## Activity
Give back exactly the lines of the data below, starting with the line that has "Ansatz 0.2.0 |" and going on through the line that has "7.329 | +0.0064 |".

********************

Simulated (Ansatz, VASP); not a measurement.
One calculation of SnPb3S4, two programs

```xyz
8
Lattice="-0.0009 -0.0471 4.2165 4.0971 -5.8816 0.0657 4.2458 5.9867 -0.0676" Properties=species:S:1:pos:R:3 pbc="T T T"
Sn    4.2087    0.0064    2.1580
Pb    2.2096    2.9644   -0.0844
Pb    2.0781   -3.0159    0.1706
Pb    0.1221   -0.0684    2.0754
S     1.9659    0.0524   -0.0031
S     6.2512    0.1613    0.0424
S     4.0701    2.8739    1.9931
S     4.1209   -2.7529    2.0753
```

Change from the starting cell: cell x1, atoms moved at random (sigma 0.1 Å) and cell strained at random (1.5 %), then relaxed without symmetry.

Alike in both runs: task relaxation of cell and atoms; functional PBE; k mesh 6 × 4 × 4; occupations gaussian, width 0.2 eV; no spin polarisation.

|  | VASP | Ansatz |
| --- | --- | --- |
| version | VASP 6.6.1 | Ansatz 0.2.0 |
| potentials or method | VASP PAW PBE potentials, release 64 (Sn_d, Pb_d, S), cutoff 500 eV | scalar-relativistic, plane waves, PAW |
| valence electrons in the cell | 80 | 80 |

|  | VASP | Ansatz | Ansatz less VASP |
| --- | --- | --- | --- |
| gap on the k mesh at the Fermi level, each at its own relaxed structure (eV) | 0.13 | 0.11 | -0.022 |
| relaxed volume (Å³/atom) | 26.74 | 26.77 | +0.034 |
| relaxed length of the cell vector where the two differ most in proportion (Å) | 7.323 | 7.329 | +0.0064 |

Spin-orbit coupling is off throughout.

********************

## Expected answer
| version | VASP 6.6.1 | Ansatz 0.2.0 |
| potentials or method | VASP PAW PBE potentials, release 64 (Sn_d, Pb_d, S), cutoff 500 eV | scalar-relativistic, plane waves, PAW |
| valence electrons in the cell | 80 | 80 |

|  | VASP | Ansatz | Ansatz less VASP |
| --- | --- | --- | --- |
| gap on the k mesh at the Fermi level, each at its own relaxed structure (eV) | 0.13 | 0.11 | -0.022 |
| relaxed volume (Å³/atom) | 26.74 | 26.77 | +0.034 |
| relaxed length of the cell vector where the two differ most in proportion (Å) | 7.323 | 7.329 | +0.0064 |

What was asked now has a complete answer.